Provided information »
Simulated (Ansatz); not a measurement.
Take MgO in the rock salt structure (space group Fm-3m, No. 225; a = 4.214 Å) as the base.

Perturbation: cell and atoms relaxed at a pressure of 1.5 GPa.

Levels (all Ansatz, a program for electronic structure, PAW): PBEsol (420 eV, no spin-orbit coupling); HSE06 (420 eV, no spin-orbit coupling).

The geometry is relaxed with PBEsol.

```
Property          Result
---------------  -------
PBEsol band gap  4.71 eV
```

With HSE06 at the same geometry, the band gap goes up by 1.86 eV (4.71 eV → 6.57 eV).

Exercise »
Set down each entry again, exactly as written.

Reply »
Simulated (Ansatz); not a measurement.
Take MgO in the rock salt structure (space group Fm-3m, No. 225; a = 4.214 Å) as the base.

Perturbation: cell and atoms relaxed at a pressure of 1.5 GPa.

Levels (all Ansatz, a program for electronic structure, PAW): PBEsol (420 eV, no spin-orbit coupling); HSE06 (420 eV, no spin-orbit coupling).

The geometry is relaxed with PBEsol.

```
Property          Result
---------------  -------
PBEsol band gap  4.71 eV
```

With HSE06 at the same geometry, the band gap goes up by 1.86 eV (4.71 eV → 6.57 eV).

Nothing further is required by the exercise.